──────────

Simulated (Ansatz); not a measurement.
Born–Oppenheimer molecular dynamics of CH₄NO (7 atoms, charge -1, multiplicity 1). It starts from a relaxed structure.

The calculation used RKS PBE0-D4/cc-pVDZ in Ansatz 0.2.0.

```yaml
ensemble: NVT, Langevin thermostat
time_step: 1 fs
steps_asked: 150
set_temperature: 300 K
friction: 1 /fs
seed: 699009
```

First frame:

──────────

## Requirement
Start to finish, restate the records above word for word.

## Task result
Simulated (Ansatz); not a measurement.
Born–Oppenheimer molecular dynamics of CH₄NO (7 atoms, charge -1, multiplicity 1). It starts from a relaxed structure.

The calculation used RKS PBE0-D4/cc-pVDZ in Ansatz 0.2.0.

```yaml
ensemble: NVT, Langevin thermostat
time_step: 1 fs
steps_asked: 150
set_temperature: 300 K
friction: 1 /fs
seed: 699009
```

First frame:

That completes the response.